================

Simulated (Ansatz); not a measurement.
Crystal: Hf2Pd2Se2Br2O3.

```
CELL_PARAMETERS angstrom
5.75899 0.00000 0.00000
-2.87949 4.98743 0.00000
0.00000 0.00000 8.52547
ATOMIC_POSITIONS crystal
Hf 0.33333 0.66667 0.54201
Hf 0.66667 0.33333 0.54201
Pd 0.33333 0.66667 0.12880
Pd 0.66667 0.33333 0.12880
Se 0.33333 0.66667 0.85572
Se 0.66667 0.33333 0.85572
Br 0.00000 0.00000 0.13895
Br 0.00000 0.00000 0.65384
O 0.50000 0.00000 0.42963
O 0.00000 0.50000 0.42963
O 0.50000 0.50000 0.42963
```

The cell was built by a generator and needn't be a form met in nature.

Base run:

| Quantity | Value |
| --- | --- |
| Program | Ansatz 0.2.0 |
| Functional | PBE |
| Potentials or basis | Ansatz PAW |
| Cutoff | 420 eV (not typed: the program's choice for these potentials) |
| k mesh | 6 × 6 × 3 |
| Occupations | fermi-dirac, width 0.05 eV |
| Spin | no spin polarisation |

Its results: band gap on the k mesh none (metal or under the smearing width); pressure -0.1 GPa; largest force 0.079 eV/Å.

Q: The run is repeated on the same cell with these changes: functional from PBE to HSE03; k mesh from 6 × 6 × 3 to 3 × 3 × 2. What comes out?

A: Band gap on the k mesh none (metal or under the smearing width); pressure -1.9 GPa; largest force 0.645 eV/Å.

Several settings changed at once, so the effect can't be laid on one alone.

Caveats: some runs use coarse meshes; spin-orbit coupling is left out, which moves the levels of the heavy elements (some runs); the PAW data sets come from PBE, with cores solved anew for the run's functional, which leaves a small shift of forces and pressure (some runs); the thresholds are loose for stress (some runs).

================

Copy the records above exactly, from the first line through the line containing "spin polarisation |", and include nothing else.

Simulated (Ansatz); not a measurement.
Crystal: Hf2Pd2Se2Br2O3.

```
CELL_PARAMETERS angstrom
5.75899 0.00000 0.00000
-2.87949 4.98743 0.00000
0.00000 0.00000 8.52547
ATOMIC_POSITIONS crystal
Hf 0.33333 0.66667 0.54201
Hf 0.66667 0.33333 0.54201
Pd 0.33333 0.66667 0.12880
Pd 0.66667 0.33333 0.12880
Se 0.33333 0.66667 0.85572
Se 0.66667 0.33333 0.85572
Br 0.00000 0.00000 0.13895
Br 0.00000 0.00000 0.65384
O 0.50000 0.00000 0.42963
O 0.00000 0.50000 0.42963
O 0.50000 0.50000 0.42963
```

The cell was built by a generator and needn't be a form met in nature.

Base run:

| Quantity | Value |
| --- | --- |
| Program | Ansatz 0.2.0 |
| Functional | PBE |
| Potentials or basis | Ansatz PAW |
| Cutoff | 420 eV (not typed: the program's choice for these potentials) |
| k mesh | 6 × 6 × 3 |
| Occupations | fermi-dirac, width 0.05 eV |
| Spin | no spin polarisation |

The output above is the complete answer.